---------- ENTRIES SHOWN

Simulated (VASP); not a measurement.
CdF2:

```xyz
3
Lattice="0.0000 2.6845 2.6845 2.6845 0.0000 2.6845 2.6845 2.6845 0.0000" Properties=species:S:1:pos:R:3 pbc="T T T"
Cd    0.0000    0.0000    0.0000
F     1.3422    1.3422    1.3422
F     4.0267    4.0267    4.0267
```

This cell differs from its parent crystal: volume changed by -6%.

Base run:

--------------------

#### [ASSIGNED TASK]
Reproduce, word for word, all of the entries above.

#### [YOUR SOLUTION]
Simulated (VASP); not a measurement.
CdF2:

```xyz
3
Lattice="0.0000 2.6845 2.6845 2.6845 0.0000 2.6845 2.6845 2.6845 0.0000" Properties=species:S:1:pos:R:3 pbc="T T T"
Cd    0.0000    0.0000    0.0000
F     1.3422    1.3422    1.3422
F     4.0267    4.0267    4.0267
```

This cell differs from its parent crystal: volume changed by -6%.

Base run:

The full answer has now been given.